## Entries shown
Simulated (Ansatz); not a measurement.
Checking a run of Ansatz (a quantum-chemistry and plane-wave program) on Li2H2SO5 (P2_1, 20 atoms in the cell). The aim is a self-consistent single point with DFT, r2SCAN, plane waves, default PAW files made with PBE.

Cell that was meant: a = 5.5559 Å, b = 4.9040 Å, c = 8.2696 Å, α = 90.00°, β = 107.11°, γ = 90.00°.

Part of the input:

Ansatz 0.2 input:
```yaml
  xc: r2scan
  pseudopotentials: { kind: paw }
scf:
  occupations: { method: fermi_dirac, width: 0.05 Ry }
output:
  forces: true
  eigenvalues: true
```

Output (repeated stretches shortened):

## Work item
Word for word, restate the data above from its first line down to and including the line with "Part of the".

## Exercise output
Simulated (Ansatz); not a measurement.
Checking a run of Ansatz (a quantum-chemistry and plane-wave program) on Li2H2SO5 (P2_1, 20 atoms in the cell). The aim is a self-consistent single point with DFT, r2SCAN, plane waves, default PAW files made with PBE.

Cell that was meant: a = 5.5559 Å, b = 4.9040 Å, c = 8.2696 Å, α = 90.00°, β = 107.11°, γ = 90.00°.

Part of the input:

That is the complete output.